> [TASK ITEM] Write out all of the data again, precisely as it appears.

<<<<

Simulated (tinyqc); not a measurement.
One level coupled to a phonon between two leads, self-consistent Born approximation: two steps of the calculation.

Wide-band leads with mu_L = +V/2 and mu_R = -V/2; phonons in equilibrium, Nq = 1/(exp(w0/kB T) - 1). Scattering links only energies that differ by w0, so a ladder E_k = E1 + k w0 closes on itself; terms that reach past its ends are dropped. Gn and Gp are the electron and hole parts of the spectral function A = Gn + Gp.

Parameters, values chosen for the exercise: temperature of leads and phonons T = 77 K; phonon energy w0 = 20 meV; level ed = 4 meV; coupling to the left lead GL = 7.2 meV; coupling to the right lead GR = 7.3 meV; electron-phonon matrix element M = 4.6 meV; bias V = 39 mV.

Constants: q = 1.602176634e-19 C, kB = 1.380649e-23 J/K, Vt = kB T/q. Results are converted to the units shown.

>>>>

> [RESULT]
Simulated (tinyqc); not a measurement.
One level coupled to a phonon between two leads, self-consistent Born approximation: two steps of the calculation.

Wide-band leads with mu_L = +V/2 and mu_R = -V/2; phonons in equilibrium, Nq = 1/(exp(w0/kB T) - 1). Scattering links only energies that differ by w0, so a ladder E_k = E1 + k w0 closes on itself; terms that reach past its ends are dropped. Gn and Gp are the electron and hole parts of the spectral function A = Gn + Gp.

Parameters, values chosen for the exercise: temperature of leads and phonons T = 77 K; phonon energy w0 = 20 meV; level ed = 4 meV; coupling to the left lead GL = 7.2 meV; coupling to the right lead GR = 7.3 meV; electron-phonon matrix element M = 4.6 meV; bias V = 39 mV.

Constants: q = 1.602176634e-19 C, kB = 1.380649e-23 J/K, Vt = kB T/q. Results are converted to the units shown.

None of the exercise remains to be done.